## Recorded data
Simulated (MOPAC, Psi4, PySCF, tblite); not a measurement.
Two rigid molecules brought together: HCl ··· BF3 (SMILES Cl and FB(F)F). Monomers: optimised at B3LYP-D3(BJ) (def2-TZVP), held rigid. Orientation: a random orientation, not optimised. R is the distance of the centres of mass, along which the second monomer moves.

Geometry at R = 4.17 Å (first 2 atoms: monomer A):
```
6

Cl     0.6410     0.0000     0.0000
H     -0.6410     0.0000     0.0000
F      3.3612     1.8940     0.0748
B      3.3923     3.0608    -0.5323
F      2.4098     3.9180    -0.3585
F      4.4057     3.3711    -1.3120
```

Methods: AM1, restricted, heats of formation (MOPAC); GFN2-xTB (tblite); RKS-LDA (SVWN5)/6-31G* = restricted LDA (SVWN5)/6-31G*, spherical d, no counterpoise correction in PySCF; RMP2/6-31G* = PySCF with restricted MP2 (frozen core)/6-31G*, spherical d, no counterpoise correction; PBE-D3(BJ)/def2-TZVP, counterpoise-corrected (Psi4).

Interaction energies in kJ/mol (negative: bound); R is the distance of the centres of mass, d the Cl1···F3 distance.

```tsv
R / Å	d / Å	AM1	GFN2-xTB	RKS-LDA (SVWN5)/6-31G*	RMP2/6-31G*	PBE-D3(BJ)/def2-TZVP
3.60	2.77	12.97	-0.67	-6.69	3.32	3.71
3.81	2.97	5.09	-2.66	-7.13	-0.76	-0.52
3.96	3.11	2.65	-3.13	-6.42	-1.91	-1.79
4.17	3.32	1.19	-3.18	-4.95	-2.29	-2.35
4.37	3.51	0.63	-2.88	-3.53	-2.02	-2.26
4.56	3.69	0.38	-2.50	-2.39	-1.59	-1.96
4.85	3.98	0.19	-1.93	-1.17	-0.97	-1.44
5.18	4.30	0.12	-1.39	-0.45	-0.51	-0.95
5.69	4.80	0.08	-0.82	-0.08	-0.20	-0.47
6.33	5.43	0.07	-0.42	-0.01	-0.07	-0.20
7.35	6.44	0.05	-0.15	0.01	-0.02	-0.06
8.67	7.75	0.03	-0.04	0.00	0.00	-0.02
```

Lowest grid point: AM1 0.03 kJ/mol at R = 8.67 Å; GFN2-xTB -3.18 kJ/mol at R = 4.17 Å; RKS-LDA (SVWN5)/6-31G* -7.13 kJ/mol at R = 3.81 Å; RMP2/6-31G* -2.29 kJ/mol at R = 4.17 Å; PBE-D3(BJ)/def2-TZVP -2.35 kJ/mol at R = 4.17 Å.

## Work order
Nothing but the lines from the start of the data through the line holding "Two rigid molecules" should be restated, and each one exactly.

## Solution
Simulated (MOPAC, Psi4, PySCF, tblite); not a measurement.
Two rigid molecules brought together: HCl ··· BF3 (SMILES Cl and FB(F)F). Monomers: optimised at B3LYP-D3(BJ) (def2-TZVP), held rigid. Orientation: a random orientation, not optimised. R is the distance of the centres of mass, along which the second monomer moves.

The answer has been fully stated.